Where the records below show a line containing "- gap on the", start copying; end with the line containing "VASP (GPa): -0.36.", and copy it too.

'''

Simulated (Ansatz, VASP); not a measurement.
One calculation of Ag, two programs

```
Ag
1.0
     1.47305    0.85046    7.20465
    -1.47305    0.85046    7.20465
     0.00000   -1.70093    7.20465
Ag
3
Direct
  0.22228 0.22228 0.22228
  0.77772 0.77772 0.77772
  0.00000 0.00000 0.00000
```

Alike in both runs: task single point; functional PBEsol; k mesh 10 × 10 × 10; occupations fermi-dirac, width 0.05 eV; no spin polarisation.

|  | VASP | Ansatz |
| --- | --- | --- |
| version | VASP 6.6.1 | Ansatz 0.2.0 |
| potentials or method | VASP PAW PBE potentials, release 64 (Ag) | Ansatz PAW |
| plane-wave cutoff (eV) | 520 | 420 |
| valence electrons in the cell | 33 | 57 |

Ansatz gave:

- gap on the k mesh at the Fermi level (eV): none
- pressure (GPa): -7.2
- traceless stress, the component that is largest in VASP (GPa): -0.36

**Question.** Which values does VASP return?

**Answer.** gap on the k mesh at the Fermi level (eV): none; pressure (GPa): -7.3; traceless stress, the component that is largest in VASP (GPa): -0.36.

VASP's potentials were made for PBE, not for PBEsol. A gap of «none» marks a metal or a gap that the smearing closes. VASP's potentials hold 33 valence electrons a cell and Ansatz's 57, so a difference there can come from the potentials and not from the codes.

'''

• YOUR RESPONSE
- gap on the k mesh at the Fermi level (eV): none
- pressure (GPa): -7.2
- traceless stress, the component that is largest in VASP (GPa): -0.36

**Question.** Which values does VASP return?

**Answer.** gap on the k mesh at the Fermi level (eV): none; pressure (GPa): -7.3; traceless stress, the component that is largest in VASP (GPa): -0.36.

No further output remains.